### Action item
Reproduce the records below exactly as given.

### Material provided
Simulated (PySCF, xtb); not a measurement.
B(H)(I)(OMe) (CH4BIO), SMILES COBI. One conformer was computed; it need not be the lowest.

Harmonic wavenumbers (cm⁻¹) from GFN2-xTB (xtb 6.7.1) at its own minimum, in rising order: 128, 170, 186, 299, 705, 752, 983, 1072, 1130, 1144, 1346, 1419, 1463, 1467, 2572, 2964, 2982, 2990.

### Solution
Simulated (PySCF, xtb); not a measurement.
B(H)(I)(OMe) (CH4BIO), SMILES COBI. One conformer was computed; it need not be the lowest.

Harmonic wavenumbers (cm⁻¹) from GFN2-xTB (xtb 6.7.1) at its own minimum, in rising order: 128, 170, 186, 299, 705, 752, 983, 1072, 1130, 1144, 1346, 1419, 1463, 1467, 2572, 2964, 2982, 2990.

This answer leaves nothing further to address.